------------------------------------------------------------

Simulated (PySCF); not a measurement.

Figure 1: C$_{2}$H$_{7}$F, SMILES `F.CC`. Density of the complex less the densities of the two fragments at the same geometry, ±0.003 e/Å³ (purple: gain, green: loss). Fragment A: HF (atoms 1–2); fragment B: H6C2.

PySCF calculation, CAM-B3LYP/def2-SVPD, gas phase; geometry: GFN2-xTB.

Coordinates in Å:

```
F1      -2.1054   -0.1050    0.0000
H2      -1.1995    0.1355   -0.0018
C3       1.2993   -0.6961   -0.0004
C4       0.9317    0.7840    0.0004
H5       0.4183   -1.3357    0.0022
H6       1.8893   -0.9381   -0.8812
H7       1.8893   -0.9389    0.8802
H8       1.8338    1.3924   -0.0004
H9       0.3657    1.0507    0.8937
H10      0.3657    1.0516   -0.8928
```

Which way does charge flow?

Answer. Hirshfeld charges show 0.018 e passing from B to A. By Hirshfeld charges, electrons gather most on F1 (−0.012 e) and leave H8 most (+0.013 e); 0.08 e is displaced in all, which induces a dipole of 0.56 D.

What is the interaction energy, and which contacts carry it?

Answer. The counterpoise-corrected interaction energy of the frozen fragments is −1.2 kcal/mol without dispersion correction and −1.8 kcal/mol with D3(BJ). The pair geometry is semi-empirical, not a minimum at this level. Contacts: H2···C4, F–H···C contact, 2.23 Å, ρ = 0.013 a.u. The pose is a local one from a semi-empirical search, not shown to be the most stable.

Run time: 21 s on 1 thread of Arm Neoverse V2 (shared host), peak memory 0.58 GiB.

------------------------------------------------------------

• _WORK REQUEST_
Quote the records above exactly, from the first line through the line containing "fragment B: H6C2.", and nothing more.

• _WRITTEN SOLUTION_
Simulated (PySCF); not a measurement.

Figure 1: C$_{2}$H$_{7}$F, SMILES `F.CC`. Density of the complex less the densities of the two fragments at the same geometry, ±0.003 e/Å³ (purple: gain, green: loss). Fragment A: HF (atoms 1–2); fragment B: H6C2.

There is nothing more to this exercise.